Input data:

◆ ◆ ◆

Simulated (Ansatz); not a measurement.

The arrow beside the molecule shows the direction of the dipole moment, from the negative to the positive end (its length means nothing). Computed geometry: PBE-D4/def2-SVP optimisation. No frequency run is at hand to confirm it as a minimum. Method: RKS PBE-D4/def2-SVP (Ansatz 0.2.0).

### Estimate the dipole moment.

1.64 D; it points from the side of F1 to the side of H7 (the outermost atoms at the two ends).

◆ ◆ ◆

Assignment: Repeat each line of the data above, exactly as it appears, from the first through the line that contains "### Estimate the dipole moment.".

Result:
Simulated (Ansatz); not a measurement.

The arrow beside the molecule shows the direction of the dipole moment, from the negative to the positive end (its length means nothing). Computed geometry: PBE-D4/def2-SVP optimisation. No frequency run is at hand to confirm it as a minimum. Method: RKS PBE-D4/def2-SVP (Ansatz 0.2.0).

### Estimate the dipole moment.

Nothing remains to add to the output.